═══ Input data ═══

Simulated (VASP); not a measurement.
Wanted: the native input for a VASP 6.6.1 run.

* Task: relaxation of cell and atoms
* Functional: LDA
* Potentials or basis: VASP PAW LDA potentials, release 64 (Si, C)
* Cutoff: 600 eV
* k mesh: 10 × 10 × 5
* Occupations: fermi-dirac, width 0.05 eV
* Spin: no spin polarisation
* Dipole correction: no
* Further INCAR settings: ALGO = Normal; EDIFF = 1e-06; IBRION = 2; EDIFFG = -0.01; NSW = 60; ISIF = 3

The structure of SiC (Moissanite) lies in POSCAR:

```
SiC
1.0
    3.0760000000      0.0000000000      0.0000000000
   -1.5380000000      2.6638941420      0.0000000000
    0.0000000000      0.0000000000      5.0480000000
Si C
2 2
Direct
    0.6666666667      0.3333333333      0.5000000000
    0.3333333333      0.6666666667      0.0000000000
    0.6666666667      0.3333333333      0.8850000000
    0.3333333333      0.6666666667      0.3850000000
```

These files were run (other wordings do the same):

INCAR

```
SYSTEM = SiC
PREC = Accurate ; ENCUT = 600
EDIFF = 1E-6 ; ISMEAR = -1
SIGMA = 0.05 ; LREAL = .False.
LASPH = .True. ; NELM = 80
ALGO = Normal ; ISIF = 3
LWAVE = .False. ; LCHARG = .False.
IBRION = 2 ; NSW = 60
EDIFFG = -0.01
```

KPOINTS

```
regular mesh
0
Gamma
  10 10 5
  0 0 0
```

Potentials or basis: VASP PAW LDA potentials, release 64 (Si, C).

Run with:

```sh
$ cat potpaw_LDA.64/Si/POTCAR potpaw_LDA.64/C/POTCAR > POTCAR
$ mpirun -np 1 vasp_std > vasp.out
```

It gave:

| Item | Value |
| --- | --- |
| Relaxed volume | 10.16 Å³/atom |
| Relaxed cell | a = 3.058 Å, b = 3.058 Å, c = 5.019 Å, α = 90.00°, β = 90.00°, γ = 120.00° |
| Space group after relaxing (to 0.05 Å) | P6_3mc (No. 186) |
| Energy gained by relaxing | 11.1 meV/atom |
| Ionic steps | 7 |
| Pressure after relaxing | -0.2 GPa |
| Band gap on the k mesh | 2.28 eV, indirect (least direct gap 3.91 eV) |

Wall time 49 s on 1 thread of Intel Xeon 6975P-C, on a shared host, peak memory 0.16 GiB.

═══

Return exactly what appears above, from the first line of the entries to the line with "Item | Value |", inclusive.

__Answer space__:
Simulated (VASP); not a measurement.
Wanted: the native input for a VASP 6.6.1 run.

* Task: relaxation of cell and atoms
* Functional: LDA
* Potentials or basis: VASP PAW LDA potentials, release 64 (Si, C)
* Cutoff: 600 eV
* k mesh: 10 × 10 × 5
* Occupations: fermi-dirac, width 0.05 eV
* Spin: no spin polarisation
* Dipole correction: no
* Further INCAR settings: ALGO = Normal; EDIFF = 1e-06; IBRION = 2; EDIFFG = -0.01; NSW = 60; ISIF = 3

The structure of SiC (Moissanite) lies in POSCAR:

```
SiC
1.0
    3.0760000000      0.0000000000      0.0000000000
   -1.5380000000      2.6638941420      0.0000000000
    0.0000000000      0.0000000000      5.0480000000
Si C
2 2
Direct
    0.6666666667      0.3333333333      0.5000000000
    0.3333333333      0.6666666667      0.0000000000
    0.6666666667      0.3333333333      0.8850000000
    0.3333333333      0.6666666667      0.3850000000
```

These files were run (other wordings do the same):

INCAR

```
SYSTEM = SiC
PREC = Accurate ; ENCUT = 600
EDIFF = 1E-6 ; ISMEAR = -1
SIGMA = 0.05 ; LREAL = .False.
LASPH = .True. ; NELM = 80
ALGO = Normal ; ISIF = 3
LWAVE = .False. ; LCHARG = .False.
IBRION = 2 ; NSW = 60
EDIFFG = -0.01
```

KPOINTS

```
regular mesh
0
Gamma
  10 10 5
  0 0 0
```

Potentials or basis: VASP PAW LDA potentials, release 64 (Si, C).

Run with:

```sh
$ cat potpaw_LDA.64/Si/POTCAR potpaw_LDA.64/C/POTCAR > POTCAR
$ mpirun -np 1 vasp_std > vasp.out
```

It gave:

| Item | Value |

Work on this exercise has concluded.